Since each line must match the original, copy out the records with no differences at all.

Start of MATERIAL SHOWN

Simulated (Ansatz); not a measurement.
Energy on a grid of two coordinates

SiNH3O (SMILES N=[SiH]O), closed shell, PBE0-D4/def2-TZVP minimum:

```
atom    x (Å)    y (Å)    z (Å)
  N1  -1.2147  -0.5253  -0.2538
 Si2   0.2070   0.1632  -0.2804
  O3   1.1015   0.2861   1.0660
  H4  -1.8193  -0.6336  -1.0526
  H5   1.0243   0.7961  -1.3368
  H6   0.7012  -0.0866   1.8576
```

End of MATERIAL SHOWN

## EXERCISE RESULT
Simulated (Ansatz); not a measurement.
Energy on a grid of two coordinates

SiNH3O (SMILES N=[SiH]O), closed shell, PBE0-D4/def2-TZVP minimum:

```
atom    x (Å)    y (Å)    z (Å)
  N1  -1.2147  -0.5253  -0.2538
 Si2   0.2070   0.1632  -0.2804
  O3   1.1015   0.2861   1.0660
  H4  -1.8193  -0.6336  -1.0526
  H5   1.0243   0.7961  -1.3368
  H6   0.7012  -0.0866   1.8576
```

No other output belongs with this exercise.